----------
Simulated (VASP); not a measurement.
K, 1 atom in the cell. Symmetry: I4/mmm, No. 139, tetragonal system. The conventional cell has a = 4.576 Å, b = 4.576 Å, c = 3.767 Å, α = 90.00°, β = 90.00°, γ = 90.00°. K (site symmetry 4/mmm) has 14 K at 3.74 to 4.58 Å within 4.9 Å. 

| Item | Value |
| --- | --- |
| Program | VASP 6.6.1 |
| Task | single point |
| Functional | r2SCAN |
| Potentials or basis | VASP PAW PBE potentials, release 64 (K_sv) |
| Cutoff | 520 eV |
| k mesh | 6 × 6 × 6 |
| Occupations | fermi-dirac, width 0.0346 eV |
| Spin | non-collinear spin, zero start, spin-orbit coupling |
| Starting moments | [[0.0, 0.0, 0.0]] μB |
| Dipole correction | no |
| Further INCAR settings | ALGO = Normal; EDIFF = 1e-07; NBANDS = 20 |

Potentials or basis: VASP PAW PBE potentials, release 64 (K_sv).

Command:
----------

## Required action
Set every entry down verbatim.

## Written reply
Simulated (VASP); not a measurement.
K, 1 atom in the cell. Symmetry: I4/mmm, No. 139, tetragonal system. The conventional cell has a = 4.576 Å, b = 4.576 Å, c = 3.767 Å, α = 90.00°, β = 90.00°, γ = 90.00°. K (site symmetry 4/mmm) has 14 K at 3.74 to 4.58 Å within 4.9 Å. 

| Item | Value |
| --- | --- |
| Program | VASP 6.6.1 |
| Task | single point |
| Functional | r2SCAN |
| Potentials or basis | VASP PAW PBE potentials, release 64 (K_sv) |
| Cutoff | 520 eV |
| k mesh | 6 × 6 × 6 |
| Occupations | fermi-dirac, width 0.0346 eV |
| Spin | non-collinear spin, zero start, spin-orbit coupling |
| Starting moments | [[0.0, 0.0, 0.0]] μB |
| Dipole correction | no |
| Further INCAR settings | ALGO = Normal; EDIFF = 1e-07; NBANDS = 20 |

Potentials or basis: VASP PAW PBE potentials, release 64 (K_sv).

Command:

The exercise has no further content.